**TASK ITEM**
Could you reproduce the lines below from the one with "4.97 | 0.25 |" through the one with "In the first row's basis the"? Keep both ends and add nothing.

┏━━

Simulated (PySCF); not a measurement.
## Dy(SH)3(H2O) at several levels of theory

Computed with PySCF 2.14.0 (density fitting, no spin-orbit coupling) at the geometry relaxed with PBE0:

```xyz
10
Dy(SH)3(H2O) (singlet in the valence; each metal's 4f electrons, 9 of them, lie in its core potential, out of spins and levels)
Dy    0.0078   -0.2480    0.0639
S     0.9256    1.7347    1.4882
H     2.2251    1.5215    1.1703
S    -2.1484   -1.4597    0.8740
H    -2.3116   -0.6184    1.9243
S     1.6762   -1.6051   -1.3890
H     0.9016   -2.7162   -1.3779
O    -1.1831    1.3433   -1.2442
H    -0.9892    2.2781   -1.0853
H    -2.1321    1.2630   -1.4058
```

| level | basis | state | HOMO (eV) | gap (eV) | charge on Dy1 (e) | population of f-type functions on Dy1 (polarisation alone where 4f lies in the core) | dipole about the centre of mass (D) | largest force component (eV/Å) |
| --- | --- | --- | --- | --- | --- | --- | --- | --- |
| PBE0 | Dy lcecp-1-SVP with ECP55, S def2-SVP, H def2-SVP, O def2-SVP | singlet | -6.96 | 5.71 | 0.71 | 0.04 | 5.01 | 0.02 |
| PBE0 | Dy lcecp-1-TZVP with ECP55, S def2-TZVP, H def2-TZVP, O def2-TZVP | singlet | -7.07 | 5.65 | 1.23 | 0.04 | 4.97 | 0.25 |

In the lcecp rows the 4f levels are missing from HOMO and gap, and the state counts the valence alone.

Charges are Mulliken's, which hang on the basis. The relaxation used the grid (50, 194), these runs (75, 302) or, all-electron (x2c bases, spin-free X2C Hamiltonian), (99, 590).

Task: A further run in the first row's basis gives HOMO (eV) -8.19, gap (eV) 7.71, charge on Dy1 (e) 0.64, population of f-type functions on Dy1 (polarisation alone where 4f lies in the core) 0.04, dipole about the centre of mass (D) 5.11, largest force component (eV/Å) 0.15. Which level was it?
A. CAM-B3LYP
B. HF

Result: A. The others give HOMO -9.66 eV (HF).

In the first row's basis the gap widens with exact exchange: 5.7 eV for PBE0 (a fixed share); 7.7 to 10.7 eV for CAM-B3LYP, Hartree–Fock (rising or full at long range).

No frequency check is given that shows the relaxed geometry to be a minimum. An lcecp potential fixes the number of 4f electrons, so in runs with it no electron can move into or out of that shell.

┗━━

**SOLUTION**
| PBE0 | Dy lcecp-1-TZVP with ECP55, S def2-TZVP, H def2-TZVP, O def2-TZVP | singlet | -7.07 | 5.65 | 1.23 | 0.04 | 4.97 | 0.25 |

In the lcecp rows the 4f levels are missing from HOMO and gap, and the state counts the valence alone.

Charges are Mulliken's, which hang on the basis. The relaxation used the grid (50, 194), these runs (75, 302) or, all-electron (x2c bases, spin-free X2C Hamiltonian), (99, 590).

Task: A further run in the first row's basis gives HOMO (eV) -8.19, gap (eV) 7.71, charge on Dy1 (e) 0.64, population of f-type functions on Dy1 (polarisation alone where 4f lies in the core) 0.04, dipole about the centre of mass (D) 5.11, largest force component (eV/Å) 0.15. Which level was it?
A. CAM-B3LYP
B. HF

Result: A. The others give HOMO -9.66 eV (HF).

In the first row's basis the gap widens with exact exchange: 5.7 eV for PBE0 (a fixed share); 7.7 to 10.7 eV for CAM-B3LYP, Hartree–Fock (rising or full at long range).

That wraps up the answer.